» **ACTION ITEM**:
Each record should be copied exactly, and none of them omitted.

» **RECORD EXTRACTS**:
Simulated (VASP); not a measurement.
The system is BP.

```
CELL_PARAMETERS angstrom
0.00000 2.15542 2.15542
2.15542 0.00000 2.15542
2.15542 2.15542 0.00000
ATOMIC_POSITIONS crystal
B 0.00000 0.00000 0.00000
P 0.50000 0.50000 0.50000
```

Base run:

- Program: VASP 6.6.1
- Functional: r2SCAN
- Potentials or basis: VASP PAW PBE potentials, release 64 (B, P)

» **RESPONSE AREA**:
Simulated (VASP); not a measurement.
The system is BP.

```
CELL_PARAMETERS angstrom
0.00000 2.15542 2.15542
2.15542 0.00000 2.15542
2.15542 2.15542 0.00000
ATOMIC_POSITIONS crystal
B 0.00000 0.00000 0.00000
P 0.50000 0.50000 0.50000
```

Base run:

- Program: VASP 6.6.1
- Functional: r2SCAN
- Potentials or basis: VASP PAW PBE potentials, release 64 (B, P)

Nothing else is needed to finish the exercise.